^^^^^^^^^^^^^^^^

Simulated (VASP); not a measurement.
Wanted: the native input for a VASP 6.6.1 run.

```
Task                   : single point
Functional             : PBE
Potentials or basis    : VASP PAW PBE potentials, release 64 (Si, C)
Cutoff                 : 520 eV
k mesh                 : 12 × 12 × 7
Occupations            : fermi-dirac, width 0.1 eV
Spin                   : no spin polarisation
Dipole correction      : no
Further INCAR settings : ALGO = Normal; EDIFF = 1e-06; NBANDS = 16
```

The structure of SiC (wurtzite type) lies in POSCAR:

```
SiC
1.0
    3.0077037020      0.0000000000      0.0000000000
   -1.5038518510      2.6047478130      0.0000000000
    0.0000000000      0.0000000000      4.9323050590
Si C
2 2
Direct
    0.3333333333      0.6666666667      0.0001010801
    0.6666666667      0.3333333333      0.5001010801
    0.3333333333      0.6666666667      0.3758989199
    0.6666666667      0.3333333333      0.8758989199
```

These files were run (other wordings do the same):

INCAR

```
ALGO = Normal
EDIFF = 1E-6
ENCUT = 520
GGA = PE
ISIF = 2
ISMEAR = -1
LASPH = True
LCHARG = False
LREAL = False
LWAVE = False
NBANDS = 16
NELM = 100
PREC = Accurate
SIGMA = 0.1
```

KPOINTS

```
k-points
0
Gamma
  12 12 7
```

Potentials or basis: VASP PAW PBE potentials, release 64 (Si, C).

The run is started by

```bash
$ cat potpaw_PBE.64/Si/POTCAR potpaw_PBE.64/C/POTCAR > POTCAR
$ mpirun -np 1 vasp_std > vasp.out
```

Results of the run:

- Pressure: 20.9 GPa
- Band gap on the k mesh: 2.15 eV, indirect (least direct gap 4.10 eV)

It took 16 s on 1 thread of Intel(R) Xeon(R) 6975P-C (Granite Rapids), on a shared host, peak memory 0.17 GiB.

^^^^^^^^^^^^^^^^

## BRIEF
Would you return each line of the material above, unchanged, from the first one through the line where "- Band gap on" appears?

## TASK RESULT
Simulated (VASP); not a measurement.
Wanted: the native input for a VASP 6.6.1 run.

```
Task                   : single point
Functional             : PBE
Potentials or basis    : VASP PAW PBE potentials, release 64 (Si, C)
Cutoff                 : 520 eV
k mesh                 : 12 × 12 × 7
Occupations            : fermi-dirac, width 0.1 eV
Spin                   : no spin polarisation
Dipole correction      : no
Further INCAR settings : ALGO = Normal; EDIFF = 1e-06; NBANDS = 16
```

The structure of SiC (wurtzite type) lies in POSCAR:

```
SiC
1.0
    3.0077037020      0.0000000000      0.0000000000
   -1.5038518510      2.6047478130      0.0000000000
    0.0000000000      0.0000000000      4.9323050590
Si C
2 2
Direct
    0.3333333333      0.6666666667      0.0001010801
    0.6666666667      0.3333333333      0.5001010801
    0.3333333333      0.6666666667      0.3758989199
    0.6666666667      0.3333333333      0.8758989199
```

These files were run (other wordings do the same):

INCAR

```
ALGO = Normal
EDIFF = 1E-6
ENCUT = 520
GGA = PE
ISIF = 2
ISMEAR = -1
LASPH = True
LCHARG = False
LREAL = False
LWAVE = False
NBANDS = 16
NELM = 100
PREC = Accurate
SIGMA = 0.1
```

KPOINTS

```
k-points
0
Gamma
  12 12 7
```

Potentials or basis: VASP PAW PBE potentials, release 64 (Si, C).

The run is started by

```bash
$ cat potpaw_PBE.64/Si/POTCAR potpaw_PBE.64/C/POTCAR > POTCAR
$ mpirun -np 1 vasp_std > vasp.out
```

Results of the run:

- Pressure: 20.9 GPa
- Band gap on the k mesh: 2.15 eV, indirect (least direct gap 4.10 eV)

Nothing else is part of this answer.